Retype the records below from their first line through the line containing "The energy map", and include nothing else.

- _STORED DATA_:
'''

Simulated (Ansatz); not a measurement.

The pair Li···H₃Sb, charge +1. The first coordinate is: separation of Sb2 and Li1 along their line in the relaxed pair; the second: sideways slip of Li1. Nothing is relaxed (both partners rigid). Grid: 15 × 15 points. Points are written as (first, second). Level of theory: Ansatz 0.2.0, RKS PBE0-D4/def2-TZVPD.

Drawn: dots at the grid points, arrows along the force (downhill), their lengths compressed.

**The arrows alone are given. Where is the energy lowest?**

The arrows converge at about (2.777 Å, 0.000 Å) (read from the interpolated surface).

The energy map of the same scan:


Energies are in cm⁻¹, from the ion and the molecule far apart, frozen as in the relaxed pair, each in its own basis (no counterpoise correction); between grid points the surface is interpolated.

'''

- _RESPONSE AREA_:
Simulated (Ansatz); not a measurement.

The pair Li···H₃Sb, charge +1. The first coordinate is: separation of Sb2 and Li1 along their line in the relaxed pair; the second: sideways slip of Li1. Nothing is relaxed (both partners rigid). Grid: 15 × 15 points. Points are written as (first, second). Level of theory: Ansatz 0.2.0, RKS PBE0-D4/def2-TZVPD.

Drawn: dots at the grid points, arrows along the force (downhill), their lengths compressed.

**The arrows alone are given. Where is the energy lowest?**

The arrows converge at about (2.777 Å, 0.000 Å) (read from the interpolated surface).

The energy map of the same scan:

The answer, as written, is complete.